**ASSIGNMENT**. Copy each line of the listing below exactly.

**DATA UNDER STUDY**.
-- Opening Marker --

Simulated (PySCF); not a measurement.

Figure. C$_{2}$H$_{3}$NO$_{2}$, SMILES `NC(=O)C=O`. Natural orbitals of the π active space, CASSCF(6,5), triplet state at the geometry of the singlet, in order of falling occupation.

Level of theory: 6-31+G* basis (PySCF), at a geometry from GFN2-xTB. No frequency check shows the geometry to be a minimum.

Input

-- Closing Marker --

**PROBLEM SOLUTION**.
Simulated (PySCF); not a measurement.

Figure. C$_{2}$H$_{3}$NO$_{2}$, SMILES `NC(=O)C=O`. Natural orbitals of the π active space, CASSCF(6,5), triplet state at the geometry of the singlet, in order of falling occupation.

Level of theory: 6-31+G* basis (PySCF), at a geometry from GFN2-xTB. No frequency check shows the geometry to be a minimum.

Input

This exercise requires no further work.